■ ACTION ITEM
Once the line containing "Cutoff | 600 eV |" has been written out, stop; until then, restate each line of the entries below word for word from the first.

□ □ □ □ □ □ □

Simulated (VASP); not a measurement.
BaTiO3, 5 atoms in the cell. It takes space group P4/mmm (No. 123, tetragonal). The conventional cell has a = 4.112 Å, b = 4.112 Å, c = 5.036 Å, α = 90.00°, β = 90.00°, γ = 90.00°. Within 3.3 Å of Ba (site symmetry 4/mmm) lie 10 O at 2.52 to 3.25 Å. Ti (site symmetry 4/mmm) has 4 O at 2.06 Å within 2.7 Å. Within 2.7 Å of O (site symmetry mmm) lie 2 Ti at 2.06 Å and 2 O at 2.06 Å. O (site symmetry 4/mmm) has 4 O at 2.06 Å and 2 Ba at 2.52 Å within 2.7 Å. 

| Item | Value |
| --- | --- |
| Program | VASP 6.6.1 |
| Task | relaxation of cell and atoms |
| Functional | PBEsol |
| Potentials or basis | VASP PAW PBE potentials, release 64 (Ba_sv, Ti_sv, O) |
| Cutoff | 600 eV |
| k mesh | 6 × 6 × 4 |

□ □ □ □ □ □ □

■ EXERCISE SOLUTION
Simulated (VASP); not a measurement.
BaTiO3, 5 atoms in the cell. It takes space group P4/mmm (No. 123, tetragonal). The conventional cell has a = 4.112 Å, b = 4.112 Å, c = 5.036 Å, α = 90.00°, β = 90.00°, γ = 90.00°. Within 3.3 Å of Ba (site symmetry 4/mmm) lie 10 O at 2.52 to 3.25 Å. Ti (site symmetry 4/mmm) has 4 O at 2.06 Å within 2.7 Å. Within 2.7 Å of O (site symmetry mmm) lie 2 Ti at 2.06 Å and 2 O at 2.06 Å. O (site symmetry 4/mmm) has 4 O at 2.06 Å and 2 Ba at 2.52 Å within 2.7 Å. 

| Item | Value |
| --- | --- |
| Program | VASP 6.6.1 |
| Task | relaxation of cell and atoms |
| Functional | PBEsol |
| Potentials or basis | VASP PAW PBE potentials, release 64 (Ba_sv, Ti_sv, O) |
| Cutoff | 600 eV |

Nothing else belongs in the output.